INFORMATION:
════
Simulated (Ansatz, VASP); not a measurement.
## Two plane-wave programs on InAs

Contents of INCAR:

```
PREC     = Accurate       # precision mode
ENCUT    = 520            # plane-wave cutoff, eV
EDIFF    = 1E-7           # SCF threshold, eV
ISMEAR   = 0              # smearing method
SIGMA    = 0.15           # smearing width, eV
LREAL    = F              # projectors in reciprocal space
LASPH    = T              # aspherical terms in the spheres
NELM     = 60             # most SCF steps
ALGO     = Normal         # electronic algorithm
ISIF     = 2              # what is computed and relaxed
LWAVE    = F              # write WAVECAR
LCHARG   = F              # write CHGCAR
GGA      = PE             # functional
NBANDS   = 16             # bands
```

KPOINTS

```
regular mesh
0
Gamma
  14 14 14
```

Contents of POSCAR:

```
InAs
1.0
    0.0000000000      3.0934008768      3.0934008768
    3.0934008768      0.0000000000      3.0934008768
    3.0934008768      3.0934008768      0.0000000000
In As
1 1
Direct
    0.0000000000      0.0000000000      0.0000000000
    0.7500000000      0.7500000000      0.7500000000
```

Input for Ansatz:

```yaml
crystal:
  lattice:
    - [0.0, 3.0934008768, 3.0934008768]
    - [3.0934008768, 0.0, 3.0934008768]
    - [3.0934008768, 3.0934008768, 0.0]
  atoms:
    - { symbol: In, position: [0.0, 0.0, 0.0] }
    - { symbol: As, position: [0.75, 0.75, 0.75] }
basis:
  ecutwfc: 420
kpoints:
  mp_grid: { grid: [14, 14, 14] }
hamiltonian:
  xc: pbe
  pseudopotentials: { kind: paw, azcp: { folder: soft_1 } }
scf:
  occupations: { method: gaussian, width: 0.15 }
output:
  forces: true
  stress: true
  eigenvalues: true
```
════

WORK TASK:
What you give back must match the records word for word.

TASK OUTPUT:
Simulated (Ansatz, VASP); not a measurement.
## Two plane-wave programs on InAs

Contents of INCAR:

```
PREC     = Accurate       # precision mode
ENCUT    = 520            # plane-wave cutoff, eV
EDIFF    = 1E-7           # SCF threshold, eV
ISMEAR   = 0              # smearing method
SIGMA    = 0.15           # smearing width, eV
LREAL    = F              # projectors in reciprocal space
LASPH    = T              # aspherical terms in the spheres
NELM     = 60             # most SCF steps
ALGO     = Normal         # electronic algorithm
ISIF     = 2              # what is computed and relaxed
LWAVE    = F              # write WAVECAR
LCHARG   = F              # write CHGCAR
GGA      = PE             # functional
NBANDS   = 16             # bands
```

KPOINTS

```
regular mesh
0
Gamma
  14 14 14
```

Contents of POSCAR:

```
InAs
1.0
    0.0000000000      3.0934008768      3.0934008768
    3.0934008768      0.0000000000      3.0934008768
    3.0934008768      3.0934008768      0.0000000000
In As
1 1
Direct
    0.0000000000      0.0000000000      0.0000000000
    0.7500000000      0.7500000000      0.7500000000
```

Input for Ansatz:

```yaml
crystal:
  lattice:
    - [0.0, 3.0934008768, 3.0934008768]
    - [3.0934008768, 0.0, 3.0934008768]
    - [3.0934008768, 3.0934008768, 0.0]
  atoms:
    - { symbol: In, position: [0.0, 0.0, 0.0] }
    - { symbol: As, position: [0.75, 0.75, 0.75] }
basis:
  ecutwfc: 420
kpoints:
  mp_grid: { grid: [14, 14, 14] }
hamiltonian:
  xc: pbe
  pseudopotentials: { kind: paw, azcp: { folder: soft_1 } }
scf:
  occupations: { method: gaussian, width: 0.15 }
output:
  forces: true
  stress: true
  eigenvalues: true
```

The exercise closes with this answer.